_Work order_.
The job is to output each record again, character for character.

━━━━━ Raw data

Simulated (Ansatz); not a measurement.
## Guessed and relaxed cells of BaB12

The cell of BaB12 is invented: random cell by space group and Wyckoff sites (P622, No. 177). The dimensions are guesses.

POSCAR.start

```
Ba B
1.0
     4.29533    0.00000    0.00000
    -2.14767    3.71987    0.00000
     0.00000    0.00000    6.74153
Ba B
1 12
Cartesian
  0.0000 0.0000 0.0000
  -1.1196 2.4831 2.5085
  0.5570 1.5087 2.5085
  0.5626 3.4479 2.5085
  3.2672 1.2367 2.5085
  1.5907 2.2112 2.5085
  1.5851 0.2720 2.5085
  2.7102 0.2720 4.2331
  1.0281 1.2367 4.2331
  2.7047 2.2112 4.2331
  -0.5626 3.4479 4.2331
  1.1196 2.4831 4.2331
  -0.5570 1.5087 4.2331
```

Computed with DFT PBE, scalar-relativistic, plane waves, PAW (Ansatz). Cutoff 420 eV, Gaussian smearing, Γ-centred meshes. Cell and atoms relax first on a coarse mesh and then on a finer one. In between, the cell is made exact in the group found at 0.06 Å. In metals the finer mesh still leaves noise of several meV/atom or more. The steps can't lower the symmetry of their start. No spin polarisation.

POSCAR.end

━━━━━━━━━━

_Expected answer_.
Simulated (Ansatz); not a measurement.
## Guessed and relaxed cells of BaB12

The cell of BaB12 is invented: random cell by space group and Wyckoff sites (P622, No. 177). The dimensions are guesses.

POSCAR.start

```
Ba B
1.0
     4.29533    0.00000    0.00000
    -2.14767    3.71987    0.00000
     0.00000    0.00000    6.74153
Ba B
1 12
Cartesian
  0.0000 0.0000 0.0000
  -1.1196 2.4831 2.5085
  0.5570 1.5087 2.5085
  0.5626 3.4479 2.5085
  3.2672 1.2367 2.5085
  1.5907 2.2112 2.5085
  1.5851 0.2720 2.5085
  2.7102 0.2720 4.2331
  1.0281 1.2367 4.2331
  2.7047 2.2112 4.2331
  -0.5626 3.4479 4.2331
  1.1196 2.4831 4.2331
  -0.5570 1.5087 4.2331
```

Computed with DFT PBE, scalar-relativistic, plane waves, PAW (Ansatz). Cutoff 420 eV, Gaussian smearing, Γ-centred meshes. Cell and atoms relax first on a coarse mesh and then on a finer one. In between, the cell is made exact in the group found at 0.06 Å. In metals the finer mesh still leaves noise of several meV/atom or more. The steps can't lower the symmetry of their start. No spin polarisation.

POSCAR.end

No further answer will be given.